*** Material provided
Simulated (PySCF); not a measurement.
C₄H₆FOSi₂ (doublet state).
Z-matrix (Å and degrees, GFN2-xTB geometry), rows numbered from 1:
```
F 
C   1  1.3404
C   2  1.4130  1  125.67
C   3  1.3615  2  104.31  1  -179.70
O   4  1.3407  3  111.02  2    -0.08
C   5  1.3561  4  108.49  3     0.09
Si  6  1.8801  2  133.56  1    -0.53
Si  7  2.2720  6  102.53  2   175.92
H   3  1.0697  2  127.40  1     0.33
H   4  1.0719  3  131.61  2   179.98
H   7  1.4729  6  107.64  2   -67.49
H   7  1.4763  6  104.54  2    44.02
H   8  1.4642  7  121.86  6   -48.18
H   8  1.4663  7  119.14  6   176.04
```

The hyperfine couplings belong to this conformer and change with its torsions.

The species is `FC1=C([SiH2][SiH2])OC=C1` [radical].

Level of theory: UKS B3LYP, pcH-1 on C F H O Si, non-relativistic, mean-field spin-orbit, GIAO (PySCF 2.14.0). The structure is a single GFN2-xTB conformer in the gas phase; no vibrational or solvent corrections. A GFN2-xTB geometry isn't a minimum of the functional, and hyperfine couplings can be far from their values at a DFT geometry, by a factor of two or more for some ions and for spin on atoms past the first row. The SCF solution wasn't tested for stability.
******

Action item
The lines above, from the first through the one containing "The hyperfine couplings", must be restated word for word, with nothing added.

Reply
Simulated (PySCF); not a measurement.
C₄H₆FOSi₂ (doublet state).
Z-matrix (Å and degrees, GFN2-xTB geometry), rows numbered from 1:
```
F 
C   1  1.3404
C   2  1.4130  1  125.67
C   3  1.3615  2  104.31  1  -179.70
O   4  1.3407  3  111.02  2    -0.08
C   5  1.3561  4  108.49  3     0.09
Si  6  1.8801  2  133.56  1    -0.53
Si  7  2.2720  6  102.53  2   175.92
H   3  1.0697  2  127.40  1     0.33
H   4  1.0719  3  131.61  2   179.98
H   7  1.4729  6  107.64  2   -67.49
H   7  1.4763  6  104.54  2    44.02
H   8  1.4642  7  121.86  6   -48.18
H   8  1.4663  7  119.14  6   176.04
```

The hyperfine couplings belong to this conformer and change with its torsions.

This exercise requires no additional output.